### Work item
Quote exactly, and only, the lines of the material below from the line with "The structure of" through the line with "Case: Bi → P".

### Information given

==============================

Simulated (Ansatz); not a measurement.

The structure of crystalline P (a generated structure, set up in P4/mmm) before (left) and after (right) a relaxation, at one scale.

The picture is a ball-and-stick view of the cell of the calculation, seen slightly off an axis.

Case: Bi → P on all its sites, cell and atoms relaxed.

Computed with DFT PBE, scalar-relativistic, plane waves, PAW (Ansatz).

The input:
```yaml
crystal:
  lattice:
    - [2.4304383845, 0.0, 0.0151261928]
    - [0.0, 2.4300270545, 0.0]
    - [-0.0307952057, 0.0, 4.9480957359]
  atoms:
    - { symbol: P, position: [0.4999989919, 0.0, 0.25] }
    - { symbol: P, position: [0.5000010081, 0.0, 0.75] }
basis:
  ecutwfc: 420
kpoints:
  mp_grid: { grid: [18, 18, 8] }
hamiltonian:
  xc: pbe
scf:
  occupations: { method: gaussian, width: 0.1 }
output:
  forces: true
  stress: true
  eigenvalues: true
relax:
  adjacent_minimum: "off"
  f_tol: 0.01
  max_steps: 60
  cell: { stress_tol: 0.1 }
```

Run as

==============================

### Worked solution
The structure of crystalline P (a generated structure, set up in P4/mmm) before (left) and after (right) a relaxation, at one scale.

The picture is a ball-and-stick view of the cell of the calculation, seen slightly off an axis.

Case: Bi → P on all its sites, cell and atoms relaxed.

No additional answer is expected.